===== Source material

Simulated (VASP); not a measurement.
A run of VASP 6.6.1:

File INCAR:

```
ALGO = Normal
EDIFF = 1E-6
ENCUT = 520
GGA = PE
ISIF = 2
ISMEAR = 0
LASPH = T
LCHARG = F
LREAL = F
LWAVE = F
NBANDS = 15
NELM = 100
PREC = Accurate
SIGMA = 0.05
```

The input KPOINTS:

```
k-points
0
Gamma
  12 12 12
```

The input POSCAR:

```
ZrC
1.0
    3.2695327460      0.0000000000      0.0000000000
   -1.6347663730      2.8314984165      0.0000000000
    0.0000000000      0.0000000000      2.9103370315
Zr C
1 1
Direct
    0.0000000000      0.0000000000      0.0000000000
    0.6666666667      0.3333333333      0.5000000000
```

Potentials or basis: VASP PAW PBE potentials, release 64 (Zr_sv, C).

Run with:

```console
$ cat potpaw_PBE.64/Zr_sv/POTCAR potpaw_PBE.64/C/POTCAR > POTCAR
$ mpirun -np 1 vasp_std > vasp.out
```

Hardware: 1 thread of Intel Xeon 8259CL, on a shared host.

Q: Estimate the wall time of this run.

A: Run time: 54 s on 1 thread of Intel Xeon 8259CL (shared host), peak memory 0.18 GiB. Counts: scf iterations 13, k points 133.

==========

◆ Work order ◆
None of the records may be omitted or altered when they are given again.

◆ Answer space ◆
Simulated (VASP); not a measurement.
A run of VASP 6.6.1:

File INCAR:

```
ALGO = Normal
EDIFF = 1E-6
ENCUT = 520
GGA = PE
ISIF = 2
ISMEAR = 0
LASPH = T
LCHARG = F
LREAL = F
LWAVE = F
NBANDS = 15
NELM = 100
PREC = Accurate
SIGMA = 0.05
```

The input KPOINTS:

```
k-points
0
Gamma
  12 12 12
```

The input POSCAR:

```
ZrC
1.0
    3.2695327460      0.0000000000      0.0000000000
   -1.6347663730      2.8314984165      0.0000000000
    0.0000000000      0.0000000000      2.9103370315
Zr C
1 1
Direct
    0.0000000000      0.0000000000      0.0000000000
    0.6666666667      0.3333333333      0.5000000000
```

Potentials or basis: VASP PAW PBE potentials, release 64 (Zr_sv, C).

Run with:

```console
$ cat potpaw_PBE.64/Zr_sv/POTCAR potpaw_PBE.64/C/POTCAR > POTCAR
$ mpirun -np 1 vasp_std > vasp.out
```

Hardware: 1 thread of Intel Xeon 8259CL, on a shared host.

Q: Estimate the wall time of this run.

A: Run time: 54 s on 1 thread of Intel Xeon 8259CL (shared host), peak memory 0.18 GiB. Counts: scf iterations 13, k points 133.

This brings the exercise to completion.